**Work request**
Please reproduce verbatim the lines below, from the first through the one with "Aim: the levels, ground".

**The data**
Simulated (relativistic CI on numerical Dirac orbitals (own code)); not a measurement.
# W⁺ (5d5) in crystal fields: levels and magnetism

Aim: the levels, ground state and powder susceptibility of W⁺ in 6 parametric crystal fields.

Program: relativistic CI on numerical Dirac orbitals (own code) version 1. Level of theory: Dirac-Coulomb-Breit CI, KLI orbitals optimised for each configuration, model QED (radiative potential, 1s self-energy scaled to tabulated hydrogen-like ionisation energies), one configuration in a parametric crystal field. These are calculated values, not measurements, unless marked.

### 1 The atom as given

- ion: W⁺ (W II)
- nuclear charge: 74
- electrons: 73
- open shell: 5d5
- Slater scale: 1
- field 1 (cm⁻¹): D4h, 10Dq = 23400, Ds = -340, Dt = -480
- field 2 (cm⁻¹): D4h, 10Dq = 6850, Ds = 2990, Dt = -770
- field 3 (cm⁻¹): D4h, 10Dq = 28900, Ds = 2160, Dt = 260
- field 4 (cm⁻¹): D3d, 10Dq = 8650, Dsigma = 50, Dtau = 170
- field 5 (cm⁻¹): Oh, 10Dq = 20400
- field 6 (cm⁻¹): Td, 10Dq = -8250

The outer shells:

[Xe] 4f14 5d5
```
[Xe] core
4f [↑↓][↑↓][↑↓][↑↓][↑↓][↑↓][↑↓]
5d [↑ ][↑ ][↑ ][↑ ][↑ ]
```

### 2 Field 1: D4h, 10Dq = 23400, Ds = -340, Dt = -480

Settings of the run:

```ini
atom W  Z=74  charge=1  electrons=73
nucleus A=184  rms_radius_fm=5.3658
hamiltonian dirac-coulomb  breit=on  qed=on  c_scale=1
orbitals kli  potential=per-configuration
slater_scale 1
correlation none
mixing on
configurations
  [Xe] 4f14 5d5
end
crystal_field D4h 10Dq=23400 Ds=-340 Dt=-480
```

**Exercise solution**
Simulated (relativistic CI on numerical Dirac orbitals (own code)); not a measurement.
# W⁺ (5d5) in crystal fields: levels and magnetism

Aim: the levels, ground state and powder susceptibility of W⁺ in 6 parametric crystal fields.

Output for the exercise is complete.